* BRIEF *
Could you reproduce all of the entries below without a single change?

* RAW DATA *
+ + + + + + +

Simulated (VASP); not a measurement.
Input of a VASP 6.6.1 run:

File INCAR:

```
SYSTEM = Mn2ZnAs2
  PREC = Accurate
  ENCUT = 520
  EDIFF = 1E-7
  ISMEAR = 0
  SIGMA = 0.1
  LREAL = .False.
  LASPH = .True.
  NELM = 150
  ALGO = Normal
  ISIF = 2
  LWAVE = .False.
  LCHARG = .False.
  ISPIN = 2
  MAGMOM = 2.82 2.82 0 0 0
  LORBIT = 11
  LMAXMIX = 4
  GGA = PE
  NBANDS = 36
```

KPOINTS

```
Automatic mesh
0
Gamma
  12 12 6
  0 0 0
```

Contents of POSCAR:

+ + + + + + +

* WRITTEN SOLUTION *
Simulated (VASP); not a measurement.
Input of a VASP 6.6.1 run:

File INCAR:

```
SYSTEM = Mn2ZnAs2
  PREC = Accurate
  ENCUT = 520
  EDIFF = 1E-7
  ISMEAR = 0
  SIGMA = 0.1
  LREAL = .False.
  LASPH = .True.
  NELM = 150
  ALGO = Normal
  ISIF = 2
  LWAVE = .False.
  LCHARG = .False.
  ISPIN = 2
  MAGMOM = 2.82 2.82 0 0 0
  LORBIT = 11
  LMAXMIX = 4
  GGA = PE
  NBANDS = 36
```

KPOINTS

```
Automatic mesh
0
Gamma
  12 12 6
  0 0 0
```

Contents of POSCAR:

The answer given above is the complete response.